#### [ENTRIES SHOWN]
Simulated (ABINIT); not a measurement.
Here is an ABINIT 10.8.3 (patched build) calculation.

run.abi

#### [WORK REQUEST]
Using the listing above, transcribe every entry exactly.

#### [WORKED SOLUTION]
Simulated (ABINIT); not a measurement.
Here is an ABINIT 10.8.3 (patched build) calculation.

run.abi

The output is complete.